- Listed entries
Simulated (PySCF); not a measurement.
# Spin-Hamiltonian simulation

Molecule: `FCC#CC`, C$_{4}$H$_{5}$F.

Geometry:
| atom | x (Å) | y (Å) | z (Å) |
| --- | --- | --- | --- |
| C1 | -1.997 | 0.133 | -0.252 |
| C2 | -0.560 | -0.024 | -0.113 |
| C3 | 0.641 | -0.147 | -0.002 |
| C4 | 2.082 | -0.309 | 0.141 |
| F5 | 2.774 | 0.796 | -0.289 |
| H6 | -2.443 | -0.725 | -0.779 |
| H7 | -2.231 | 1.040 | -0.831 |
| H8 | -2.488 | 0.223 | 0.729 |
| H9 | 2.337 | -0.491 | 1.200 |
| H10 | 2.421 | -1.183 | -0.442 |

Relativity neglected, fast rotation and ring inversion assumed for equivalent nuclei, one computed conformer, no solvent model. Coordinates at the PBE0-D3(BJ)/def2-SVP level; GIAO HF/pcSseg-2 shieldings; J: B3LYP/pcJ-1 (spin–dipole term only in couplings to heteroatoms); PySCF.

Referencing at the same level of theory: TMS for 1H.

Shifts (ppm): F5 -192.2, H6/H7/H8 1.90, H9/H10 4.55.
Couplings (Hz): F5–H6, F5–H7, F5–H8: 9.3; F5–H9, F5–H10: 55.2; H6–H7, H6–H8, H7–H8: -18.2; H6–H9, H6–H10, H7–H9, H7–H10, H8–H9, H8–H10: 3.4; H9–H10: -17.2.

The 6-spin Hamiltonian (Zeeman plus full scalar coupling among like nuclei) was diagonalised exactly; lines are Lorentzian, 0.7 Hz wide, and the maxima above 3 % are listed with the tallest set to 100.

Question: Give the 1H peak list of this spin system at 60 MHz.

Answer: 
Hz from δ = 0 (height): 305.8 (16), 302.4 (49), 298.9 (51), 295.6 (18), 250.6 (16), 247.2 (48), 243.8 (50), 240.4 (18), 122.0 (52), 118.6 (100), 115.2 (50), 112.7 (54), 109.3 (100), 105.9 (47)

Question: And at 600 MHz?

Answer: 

- Requirement
Would you output, from the records above, exactly the run of lines that starts at the line containing "0.133 | -0.252 |" and ends at the line containing "Couplings (Hz): F5–H6, F5–H7, F5–H8: 9.3;", and only that run?

- Solution
| C1 | -1.997 | 0.133 | -0.252 |
| C2 | -0.560 | -0.024 | -0.113 |
| C3 | 0.641 | -0.147 | -0.002 |
| C4 | 2.082 | -0.309 | 0.141 |
| F5 | 2.774 | 0.796 | -0.289 |
| H6 | -2.443 | -0.725 | -0.779 |
| H7 | -2.231 | 1.040 | -0.831 |
| H8 | -2.488 | 0.223 | 0.729 |
| H9 | 2.337 | -0.491 | 1.200 |
| H10 | 2.421 | -1.183 | -0.442 |

Relativity neglected, fast rotation and ring inversion assumed for equivalent nuclei, one computed conformer, no solvent model. Coordinates at the PBE0-D3(BJ)/def2-SVP level; GIAO HF/pcSseg-2 shieldings; J: B3LYP/pcJ-1 (spin–dipole term only in couplings to heteroatoms); PySCF.

Referencing at the same level of theory: TMS for 1H.

Shifts (ppm): F5 -192.2, H6/H7/H8 1.90, H9/H10 4.55.
Couplings (Hz): F5–H6, F5–H7, F5–H8: 9.3; F5–H9, F5–H10: 55.2; H6–H7, H6–H8, H7–H8: -18.2; H6–H9, H6–H10, H7–H9, H7–H10, H8–H9, H8–H10: 3.4; H9–H10: -17.2.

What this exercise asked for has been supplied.